── Given information ──
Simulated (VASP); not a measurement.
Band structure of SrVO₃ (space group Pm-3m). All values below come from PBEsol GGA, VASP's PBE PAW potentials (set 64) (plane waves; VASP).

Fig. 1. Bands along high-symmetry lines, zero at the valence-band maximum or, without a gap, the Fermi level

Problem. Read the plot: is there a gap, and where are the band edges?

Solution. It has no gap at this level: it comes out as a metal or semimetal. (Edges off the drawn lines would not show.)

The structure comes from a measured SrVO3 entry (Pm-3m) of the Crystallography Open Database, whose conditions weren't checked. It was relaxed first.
───

**Work item**
The lines above from the one with "Fig. 1. Bands" through the one with "Solution. It has" are to be duplicated exactly, ends included, with nothing added.

**Written reply**
Fig. 1. Bands along high-symmetry lines, zero at the valence-band maximum or, without a gap, the Fermi level

Problem. Read the plot: is there a gap, and where are the band edges?

Solution. It has no gap at this level: it comes out as a metal or semimetal. (Edges off the drawn lines would not show.)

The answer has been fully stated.